Information given:
· · ·

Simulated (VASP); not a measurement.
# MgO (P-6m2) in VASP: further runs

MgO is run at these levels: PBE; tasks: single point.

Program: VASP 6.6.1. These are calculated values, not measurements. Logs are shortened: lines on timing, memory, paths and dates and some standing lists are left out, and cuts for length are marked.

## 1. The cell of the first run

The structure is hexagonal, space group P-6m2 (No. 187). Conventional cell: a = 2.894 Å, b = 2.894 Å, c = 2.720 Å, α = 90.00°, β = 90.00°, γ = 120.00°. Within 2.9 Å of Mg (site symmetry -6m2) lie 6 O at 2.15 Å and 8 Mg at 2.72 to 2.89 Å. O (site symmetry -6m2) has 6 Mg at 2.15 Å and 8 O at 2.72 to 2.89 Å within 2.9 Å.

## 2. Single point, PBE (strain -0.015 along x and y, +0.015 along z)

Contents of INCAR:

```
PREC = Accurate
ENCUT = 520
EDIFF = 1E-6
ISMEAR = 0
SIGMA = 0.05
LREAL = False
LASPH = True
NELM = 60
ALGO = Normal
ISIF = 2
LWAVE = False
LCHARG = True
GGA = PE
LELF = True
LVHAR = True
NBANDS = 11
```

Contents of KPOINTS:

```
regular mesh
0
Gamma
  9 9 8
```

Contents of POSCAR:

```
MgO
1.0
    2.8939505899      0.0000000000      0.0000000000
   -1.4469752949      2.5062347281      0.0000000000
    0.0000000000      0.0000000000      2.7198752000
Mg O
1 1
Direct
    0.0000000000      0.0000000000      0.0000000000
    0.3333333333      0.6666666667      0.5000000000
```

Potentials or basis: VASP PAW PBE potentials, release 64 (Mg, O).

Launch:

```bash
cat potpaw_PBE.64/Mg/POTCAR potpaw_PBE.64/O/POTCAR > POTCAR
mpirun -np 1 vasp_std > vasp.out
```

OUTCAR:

· · ·

Action item:
Using the entries above, return exactly the lines from the line with "# MgO (P-6m2) in VASP: further runs" to the line with "## 1. The cell of the first run", counting both of those lines.

Response area:
# MgO (P-6m2) in VASP: further runs

MgO is run at these levels: PBE; tasks: single point.

Program: VASP 6.6.1. These are calculated values, not measurements. Logs are shortened: lines on timing, memory, paths and dates and some standing lists are left out, and cuts for length are marked.

## 1. The cell of the first run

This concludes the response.